### BRIEF:
Would you copy the material below word for word, beginning with its first line and ending with the line that contains "Caveats: spin-orbit coupling"?

### LISTED ENTRIES:
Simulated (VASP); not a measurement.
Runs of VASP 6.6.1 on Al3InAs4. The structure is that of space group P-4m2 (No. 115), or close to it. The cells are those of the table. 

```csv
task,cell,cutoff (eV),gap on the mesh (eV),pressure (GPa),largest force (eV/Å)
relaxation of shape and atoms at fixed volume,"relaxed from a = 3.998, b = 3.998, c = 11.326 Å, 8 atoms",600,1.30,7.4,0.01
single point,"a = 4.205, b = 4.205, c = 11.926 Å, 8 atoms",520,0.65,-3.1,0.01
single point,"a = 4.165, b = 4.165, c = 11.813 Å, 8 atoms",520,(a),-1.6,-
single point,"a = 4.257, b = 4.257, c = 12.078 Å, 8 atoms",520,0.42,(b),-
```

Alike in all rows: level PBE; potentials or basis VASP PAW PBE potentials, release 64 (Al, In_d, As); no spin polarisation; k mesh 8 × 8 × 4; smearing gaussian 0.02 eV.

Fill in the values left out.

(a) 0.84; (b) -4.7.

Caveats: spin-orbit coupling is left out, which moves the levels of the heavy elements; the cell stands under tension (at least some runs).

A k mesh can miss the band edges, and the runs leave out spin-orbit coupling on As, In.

### YOUR SOLUTION:
Simulated (VASP); not a measurement.
Runs of VASP 6.6.1 on Al3InAs4. The structure is that of space group P-4m2 (No. 115), or close to it. The cells are those of the table. 

```csv
task,cell,cutoff (eV),gap on the mesh (eV),pressure (GPa),largest force (eV/Å)
relaxation of shape and atoms at fixed volume,"relaxed from a = 3.998, b = 3.998, c = 11.326 Å, 8 atoms",600,1.30,7.4,0.01
single point,"a = 4.205, b = 4.205, c = 11.926 Å, 8 atoms",520,0.65,-3.1,0.01
single point,"a = 4.165, b = 4.165, c = 11.813 Å, 8 atoms",520,(a),-1.6,-
single point,"a = 4.257, b = 4.257, c = 12.078 Å, 8 atoms",520,0.42,(b),-
```

Alike in all rows: level PBE; potentials or basis VASP PAW PBE potentials, release 64 (Al, In_d, As); no spin polarisation; k mesh 8 × 8 × 4; smearing gaussian 0.02 eV.

Fill in the values left out.

(a) 0.84; (b) -4.7.

Caveats: spin-orbit coupling is left out, which moves the levels of the heavy elements; the cell stands under tension (at least some runs).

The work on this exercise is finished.